### [EXTRACTED INFORMATION]
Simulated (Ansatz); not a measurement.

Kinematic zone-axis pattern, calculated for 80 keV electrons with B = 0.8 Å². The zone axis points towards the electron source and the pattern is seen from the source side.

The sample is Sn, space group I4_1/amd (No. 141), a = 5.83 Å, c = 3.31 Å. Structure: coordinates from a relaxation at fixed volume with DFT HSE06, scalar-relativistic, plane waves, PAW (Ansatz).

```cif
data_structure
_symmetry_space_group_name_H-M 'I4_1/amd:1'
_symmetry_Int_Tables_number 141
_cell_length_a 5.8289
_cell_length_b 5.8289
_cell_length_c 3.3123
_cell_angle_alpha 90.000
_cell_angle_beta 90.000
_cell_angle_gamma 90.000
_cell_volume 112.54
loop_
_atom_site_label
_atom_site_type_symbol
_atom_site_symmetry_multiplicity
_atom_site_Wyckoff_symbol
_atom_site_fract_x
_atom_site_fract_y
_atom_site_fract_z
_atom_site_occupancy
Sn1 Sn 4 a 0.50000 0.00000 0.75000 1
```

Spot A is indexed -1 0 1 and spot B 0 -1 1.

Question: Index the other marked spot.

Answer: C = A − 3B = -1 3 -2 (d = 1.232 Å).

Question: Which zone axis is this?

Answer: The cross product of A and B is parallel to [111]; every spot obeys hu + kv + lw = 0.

### [ASSIGNED TASK]
Start with the line above that contains "Question: Index the other marked spot." and end with the line that contains "Question: Which zone axis is this?". Write out those lines exactly, and only those.

### [PROBLEM SOLUTION]
Question: Index the other marked spot.

Answer: C = A − 3B = -1 3 -2 (d = 1.232 Å).

Question: Which zone axis is this?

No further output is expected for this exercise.